Required action
Copy each line below exactly.

▼
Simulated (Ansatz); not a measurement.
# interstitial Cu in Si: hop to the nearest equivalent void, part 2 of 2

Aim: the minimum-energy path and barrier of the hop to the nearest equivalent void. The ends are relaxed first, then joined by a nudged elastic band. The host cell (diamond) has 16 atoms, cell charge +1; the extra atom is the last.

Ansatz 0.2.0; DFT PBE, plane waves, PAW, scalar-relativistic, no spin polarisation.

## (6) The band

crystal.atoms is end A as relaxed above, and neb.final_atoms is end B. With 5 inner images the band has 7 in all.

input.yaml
▲

Task answer
Simulated (Ansatz); not a measurement.
# interstitial Cu in Si: hop to the nearest equivalent void, part 2 of 2

Aim: the minimum-energy path and barrier of the hop to the nearest equivalent void. The ends are relaxed first, then joined by a nudged elastic band. The host cell (diamond) has 16 atoms, cell charge +1; the extra atom is the last.

Ansatz 0.2.0; DFT PBE, plane waves, PAW, scalar-relativistic, no spin polarisation.

## (6) The band

crystal.atoms is end A as relaxed above, and neb.final_atoms is end B. With 5 inner images the band has 7 in all.

input.yaml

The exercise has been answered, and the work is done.